== Assignment ==
Only the lines from the beginning of the data below through the line that contains "(1) A (0.00 eV), C (0.20 eV), B (0.78 eV)." should be repeated, exactly as written.

== Material provided ==
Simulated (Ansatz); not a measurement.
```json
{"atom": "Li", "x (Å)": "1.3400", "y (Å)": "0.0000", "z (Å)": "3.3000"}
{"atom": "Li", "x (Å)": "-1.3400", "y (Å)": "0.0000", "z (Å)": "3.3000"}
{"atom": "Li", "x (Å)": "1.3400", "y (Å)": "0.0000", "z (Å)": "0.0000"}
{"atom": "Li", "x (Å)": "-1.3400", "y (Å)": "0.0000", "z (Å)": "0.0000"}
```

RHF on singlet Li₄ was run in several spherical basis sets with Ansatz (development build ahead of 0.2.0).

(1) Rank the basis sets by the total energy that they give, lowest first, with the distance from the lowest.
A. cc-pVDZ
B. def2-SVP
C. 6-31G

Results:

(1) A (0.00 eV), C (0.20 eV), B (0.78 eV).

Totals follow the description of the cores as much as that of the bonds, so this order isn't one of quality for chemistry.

== Response area ==
Simulated (Ansatz); not a measurement.
```json
{"atom": "Li", "x (Å)": "1.3400", "y (Å)": "0.0000", "z (Å)": "3.3000"}
{"atom": "Li", "x (Å)": "-1.3400", "y (Å)": "0.0000", "z (Å)": "3.3000"}
{"atom": "Li", "x (Å)": "1.3400", "y (Å)": "0.0000", "z (Å)": "0.0000"}
{"atom": "Li", "x (Å)": "-1.3400", "y (Å)": "0.0000", "z (Å)": "0.0000"}
```

RHF on singlet Li₄ was run in several spherical basis sets with Ansatz (development build ahead of 0.2.0).

(1) Rank the basis sets by the total energy that they give, lowest first, with the distance from the lowest.
A. cc-pVDZ
B. def2-SVP
C. 6-31G

Results:

(1) A (0.00 eV), C (0.20 eV), B (0.78 eV).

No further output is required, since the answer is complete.